» **ACTIVITY**: Once you have read the entries below, repeat all of them exactly.

(STORED DATA)
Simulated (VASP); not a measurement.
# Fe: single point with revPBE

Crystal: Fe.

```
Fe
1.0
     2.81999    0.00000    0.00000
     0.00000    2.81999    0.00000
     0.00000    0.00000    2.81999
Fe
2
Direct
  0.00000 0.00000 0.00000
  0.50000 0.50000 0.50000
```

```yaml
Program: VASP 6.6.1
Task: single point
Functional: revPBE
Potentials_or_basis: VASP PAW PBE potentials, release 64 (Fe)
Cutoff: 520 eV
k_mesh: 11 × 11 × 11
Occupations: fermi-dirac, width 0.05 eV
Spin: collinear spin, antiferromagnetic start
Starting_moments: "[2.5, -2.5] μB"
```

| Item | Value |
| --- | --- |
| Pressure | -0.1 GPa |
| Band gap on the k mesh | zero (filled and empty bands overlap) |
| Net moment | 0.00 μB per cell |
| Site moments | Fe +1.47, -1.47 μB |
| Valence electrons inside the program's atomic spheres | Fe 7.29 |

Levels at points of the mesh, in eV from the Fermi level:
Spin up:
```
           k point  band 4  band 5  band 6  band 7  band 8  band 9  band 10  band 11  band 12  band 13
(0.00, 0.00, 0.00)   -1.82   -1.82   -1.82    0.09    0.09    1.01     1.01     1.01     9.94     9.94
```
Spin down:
(End STORED DATA)

» **EXERCISE SOLUTION**:
Simulated (VASP); not a measurement.
# Fe: single point with revPBE

Crystal: Fe.

```
Fe
1.0
     2.81999    0.00000    0.00000
     0.00000    2.81999    0.00000
     0.00000    0.00000    2.81999
Fe
2
Direct
  0.00000 0.00000 0.00000
  0.50000 0.50000 0.50000
```

```yaml
Program: VASP 6.6.1
Task: single point
Functional: revPBE
Potentials_or_basis: VASP PAW PBE potentials, release 64 (Fe)
Cutoff: 520 eV
k_mesh: 11 × 11 × 11
Occupations: fermi-dirac, width 0.05 eV
Spin: collinear spin, antiferromagnetic start
Starting_moments: "[2.5, -2.5] μB"
```

| Item | Value |
| --- | --- |
| Pressure | -0.1 GPa |
| Band gap on the k mesh | zero (filled and empty bands overlap) |
| Net moment | 0.00 μB per cell |
| Site moments | Fe +1.47, -1.47 μB |
| Valence electrons inside the program's atomic spheres | Fe 7.29 |

Levels at points of the mesh, in eV from the Fermi level:
Spin up:
```
           k point  band 4  band 5  band 6  band 7  band 8  band 9  band 10  band 11  band 12  band 13
(0.00, 0.00, 0.00)   -1.82   -1.82   -1.82    0.09    0.09    1.01     1.01     1.01     9.94     9.94
```
Spin down:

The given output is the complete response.